Brief >> Copy exactly the lines of the material below, starting with the first and including the line that holds "Schottky contact on".

Dataset excerpts >>
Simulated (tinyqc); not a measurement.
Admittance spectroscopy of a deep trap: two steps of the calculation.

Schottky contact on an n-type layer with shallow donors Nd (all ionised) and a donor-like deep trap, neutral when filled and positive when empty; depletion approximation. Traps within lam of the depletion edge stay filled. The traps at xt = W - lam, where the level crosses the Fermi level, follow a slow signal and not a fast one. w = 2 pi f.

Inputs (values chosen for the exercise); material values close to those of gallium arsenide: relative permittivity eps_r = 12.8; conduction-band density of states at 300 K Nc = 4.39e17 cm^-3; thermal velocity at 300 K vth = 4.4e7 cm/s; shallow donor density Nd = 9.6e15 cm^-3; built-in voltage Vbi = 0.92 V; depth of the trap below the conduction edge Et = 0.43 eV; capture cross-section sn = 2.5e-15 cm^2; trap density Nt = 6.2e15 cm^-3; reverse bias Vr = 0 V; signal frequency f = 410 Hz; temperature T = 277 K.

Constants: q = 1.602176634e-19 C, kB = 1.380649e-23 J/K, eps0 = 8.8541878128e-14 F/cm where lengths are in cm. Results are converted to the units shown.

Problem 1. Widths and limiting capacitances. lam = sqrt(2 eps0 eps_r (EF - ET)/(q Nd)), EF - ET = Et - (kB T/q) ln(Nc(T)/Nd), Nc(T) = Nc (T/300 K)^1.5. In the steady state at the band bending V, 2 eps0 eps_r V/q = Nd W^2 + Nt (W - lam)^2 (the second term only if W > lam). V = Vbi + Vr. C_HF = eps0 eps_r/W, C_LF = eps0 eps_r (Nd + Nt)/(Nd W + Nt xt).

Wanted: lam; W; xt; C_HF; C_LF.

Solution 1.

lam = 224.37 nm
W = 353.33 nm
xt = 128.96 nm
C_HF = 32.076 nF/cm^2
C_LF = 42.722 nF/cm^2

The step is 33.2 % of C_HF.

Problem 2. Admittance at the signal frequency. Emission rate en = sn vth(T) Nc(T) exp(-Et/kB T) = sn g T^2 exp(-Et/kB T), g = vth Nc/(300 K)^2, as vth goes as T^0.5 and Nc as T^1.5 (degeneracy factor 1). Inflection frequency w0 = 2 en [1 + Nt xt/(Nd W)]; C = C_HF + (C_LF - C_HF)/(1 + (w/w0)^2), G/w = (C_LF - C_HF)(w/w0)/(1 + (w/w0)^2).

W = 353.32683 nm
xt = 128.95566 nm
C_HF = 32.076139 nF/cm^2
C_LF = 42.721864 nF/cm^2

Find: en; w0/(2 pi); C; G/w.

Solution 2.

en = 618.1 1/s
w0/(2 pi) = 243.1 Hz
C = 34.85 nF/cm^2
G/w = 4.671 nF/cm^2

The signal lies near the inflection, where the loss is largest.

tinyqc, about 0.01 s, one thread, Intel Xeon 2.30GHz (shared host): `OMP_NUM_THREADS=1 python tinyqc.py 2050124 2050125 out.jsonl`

Task result >>
Simulated (tinyqc); not a measurement.
Admittance spectroscopy of a deep trap: two steps of the calculation.

Schottky contact on an n-type layer with shallow donors Nd (all ionised) and a donor-like deep trap, neutral when filled and positive when empty; depletion approximation. Traps within lam of the depletion edge stay filled. The traps at xt = W - lam, where the level crosses the Fermi level, follow a slow signal and not a fast one. w = 2 pi f.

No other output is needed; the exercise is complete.